Work request: Could you restate word for word every line of the records below, from the first one to the one holding "Short H···H contacts"?

***

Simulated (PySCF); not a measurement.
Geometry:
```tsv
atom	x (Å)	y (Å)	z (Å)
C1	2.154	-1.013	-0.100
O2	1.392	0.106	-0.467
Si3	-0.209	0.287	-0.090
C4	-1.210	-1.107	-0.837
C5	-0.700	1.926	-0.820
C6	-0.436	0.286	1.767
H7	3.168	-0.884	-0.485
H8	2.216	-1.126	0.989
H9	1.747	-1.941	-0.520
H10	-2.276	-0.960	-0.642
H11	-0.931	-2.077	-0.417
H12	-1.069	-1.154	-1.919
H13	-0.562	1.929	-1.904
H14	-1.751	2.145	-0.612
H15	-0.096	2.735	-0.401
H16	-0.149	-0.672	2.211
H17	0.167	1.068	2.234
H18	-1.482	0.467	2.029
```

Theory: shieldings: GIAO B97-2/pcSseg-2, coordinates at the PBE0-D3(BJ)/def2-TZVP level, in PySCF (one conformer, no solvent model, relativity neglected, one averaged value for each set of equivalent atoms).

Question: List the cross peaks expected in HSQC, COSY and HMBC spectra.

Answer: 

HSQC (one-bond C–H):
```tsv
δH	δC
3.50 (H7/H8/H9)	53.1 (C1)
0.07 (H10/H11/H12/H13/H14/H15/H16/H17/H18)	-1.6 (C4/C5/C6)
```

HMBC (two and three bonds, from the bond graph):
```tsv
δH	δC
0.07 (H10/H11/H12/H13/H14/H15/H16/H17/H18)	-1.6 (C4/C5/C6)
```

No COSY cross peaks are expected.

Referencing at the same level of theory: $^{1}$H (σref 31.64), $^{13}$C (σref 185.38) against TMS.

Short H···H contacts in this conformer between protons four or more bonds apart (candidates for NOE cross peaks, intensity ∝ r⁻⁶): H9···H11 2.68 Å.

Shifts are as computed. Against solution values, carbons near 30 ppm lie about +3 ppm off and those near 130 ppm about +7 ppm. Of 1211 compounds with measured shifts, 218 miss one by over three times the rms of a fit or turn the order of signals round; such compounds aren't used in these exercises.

***

Expected answer:
Simulated (PySCF); not a measurement.
Geometry:
```tsv
atom	x (Å)	y (Å)	z (Å)
C1	2.154	-1.013	-0.100
O2	1.392	0.106	-0.467
Si3	-0.209	0.287	-0.090
C4	-1.210	-1.107	-0.837
C5	-0.700	1.926	-0.820
C6	-0.436	0.286	1.767
H7	3.168	-0.884	-0.485
H8	2.216	-1.126	0.989
H9	1.747	-1.941	-0.520
H10	-2.276	-0.960	-0.642
H11	-0.931	-2.077	-0.417
H12	-1.069	-1.154	-1.919
H13	-0.562	1.929	-1.904
H14	-1.751	2.145	-0.612
H15	-0.096	2.735	-0.401
H16	-0.149	-0.672	2.211
H17	0.167	1.068	2.234
H18	-1.482	0.467	2.029
```

Theory: shieldings: GIAO B97-2/pcSseg-2, coordinates at the PBE0-D3(BJ)/def2-TZVP level, in PySCF (one conformer, no solvent model, relativity neglected, one averaged value for each set of equivalent atoms).

Question: List the cross peaks expected in HSQC, COSY and HMBC spectra.

Answer: 

HSQC (one-bond C–H):
```tsv
δH	δC
3.50 (H7/H8/H9)	53.1 (C1)
0.07 (H10/H11/H12/H13/H14/H15/H16/H17/H18)	-1.6 (C4/C5/C6)
```

HMBC (two and three bonds, from the bond graph):
```tsv
δH	δC
0.07 (H10/H11/H12/H13/H14/H15/H16/H17/H18)	-1.6 (C4/C5/C6)
```

No COSY cross peaks are expected.

Referencing at the same level of theory: $^{1}$H (σref 31.64), $^{13}$C (σref 185.38) against TMS.

Short H···H contacts in this conformer between protons four or more bonds apart (candidates for NOE cross peaks, intensity ∝ r⁻⁶): H9···H11 2.68 Å.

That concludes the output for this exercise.